START Supplied entries
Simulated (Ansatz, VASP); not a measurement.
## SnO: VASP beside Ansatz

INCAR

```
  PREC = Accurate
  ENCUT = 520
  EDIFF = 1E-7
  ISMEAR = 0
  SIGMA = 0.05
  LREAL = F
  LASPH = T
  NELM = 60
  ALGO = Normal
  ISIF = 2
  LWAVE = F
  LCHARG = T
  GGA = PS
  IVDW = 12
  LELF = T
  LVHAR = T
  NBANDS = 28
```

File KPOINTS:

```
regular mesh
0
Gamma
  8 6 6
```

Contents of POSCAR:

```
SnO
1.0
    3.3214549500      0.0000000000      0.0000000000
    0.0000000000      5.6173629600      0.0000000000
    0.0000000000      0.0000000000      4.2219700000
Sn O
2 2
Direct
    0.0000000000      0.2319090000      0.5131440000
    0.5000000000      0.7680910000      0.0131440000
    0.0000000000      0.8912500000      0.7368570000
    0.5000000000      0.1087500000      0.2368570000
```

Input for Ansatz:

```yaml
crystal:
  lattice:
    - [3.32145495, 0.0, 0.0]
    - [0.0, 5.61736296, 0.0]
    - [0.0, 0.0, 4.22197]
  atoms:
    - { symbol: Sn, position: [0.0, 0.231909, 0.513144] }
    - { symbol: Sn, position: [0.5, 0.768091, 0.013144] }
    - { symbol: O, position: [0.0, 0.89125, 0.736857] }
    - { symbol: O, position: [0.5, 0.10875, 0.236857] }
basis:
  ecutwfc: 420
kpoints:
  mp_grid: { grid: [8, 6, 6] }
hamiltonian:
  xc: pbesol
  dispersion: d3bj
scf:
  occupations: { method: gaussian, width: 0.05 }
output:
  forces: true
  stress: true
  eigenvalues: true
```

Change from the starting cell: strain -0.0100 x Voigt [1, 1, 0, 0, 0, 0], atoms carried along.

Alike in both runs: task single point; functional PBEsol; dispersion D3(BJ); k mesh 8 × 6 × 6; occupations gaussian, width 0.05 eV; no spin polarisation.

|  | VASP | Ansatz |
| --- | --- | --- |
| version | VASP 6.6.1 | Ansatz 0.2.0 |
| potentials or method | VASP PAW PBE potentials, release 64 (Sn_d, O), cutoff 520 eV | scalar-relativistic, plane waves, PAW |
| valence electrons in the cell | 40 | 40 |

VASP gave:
END Supplied entries

**Required action:**
Please write out, exactly as they appear above, only the lines in the stretch from the line with "Ansatz 0.2.0 |" through the line with "cell | 40 | 40 |".

**Response box:**
| version | VASP 6.6.1 | Ansatz 0.2.0 |
| potentials or method | VASP PAW PBE potentials, release 64 (Sn_d, O), cutoff 520 eV | scalar-relativistic, plane waves, PAW |
| valence electrons in the cell | 40 | 40 |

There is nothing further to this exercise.